Brief: Would you repeat every line of the data exactly?

Data supplied below:
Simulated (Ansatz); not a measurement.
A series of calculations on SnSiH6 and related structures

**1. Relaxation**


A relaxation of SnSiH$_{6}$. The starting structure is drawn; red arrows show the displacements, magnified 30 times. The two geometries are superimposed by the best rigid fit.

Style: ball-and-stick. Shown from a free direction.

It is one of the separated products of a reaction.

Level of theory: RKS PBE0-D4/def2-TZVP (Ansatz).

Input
End of Data supplied.

Task answer:
Simulated (Ansatz); not a measurement.
A series of calculations on SnSiH6 and related structures

**1. Relaxation**


A relaxation of SnSiH$_{6}$. The starting structure is drawn; red arrows show the displacements, magnified 30 times. The two geometries are superimposed by the best rigid fit.

Style: ball-and-stick. Shown from a free direction.

It is one of the separated products of a reaction.

Level of theory: RKS PBE0-D4/def2-TZVP (Ansatz).

Input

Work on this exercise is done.